### Assignment
Take the entries below and give them back exactly. Leave out nothing.

### Study material
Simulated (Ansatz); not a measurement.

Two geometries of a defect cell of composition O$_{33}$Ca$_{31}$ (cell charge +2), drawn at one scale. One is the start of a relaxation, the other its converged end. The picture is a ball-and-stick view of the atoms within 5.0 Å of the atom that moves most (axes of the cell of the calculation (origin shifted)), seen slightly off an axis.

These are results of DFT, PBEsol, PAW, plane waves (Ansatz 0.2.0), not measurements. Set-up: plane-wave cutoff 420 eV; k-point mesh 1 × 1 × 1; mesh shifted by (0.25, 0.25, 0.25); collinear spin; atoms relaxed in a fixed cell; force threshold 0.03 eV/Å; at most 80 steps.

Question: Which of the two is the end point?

### Response box
Simulated (Ansatz); not a measurement.

Two geometries of a defect cell of composition O$_{33}$Ca$_{31}$ (cell charge +2), drawn at one scale. One is the start of a relaxation, the other its converged end. The picture is a ball-and-stick view of the atoms within 5.0 Å of the atom that moves most (axes of the cell of the calculation (origin shifted)), seen slightly off an axis.

These are results of DFT, PBEsol, PAW, plane waves (Ansatz 0.2.0), not measurements. Set-up: plane-wave cutoff 420 eV; k-point mesh 1 × 1 × 1; mesh shifted by (0.25, 0.25, 0.25); collinear spin; atoms relaxed in a fixed cell; force threshold 0.03 eV/Å; at most 80 steps.

Question: Which of the two is the end point?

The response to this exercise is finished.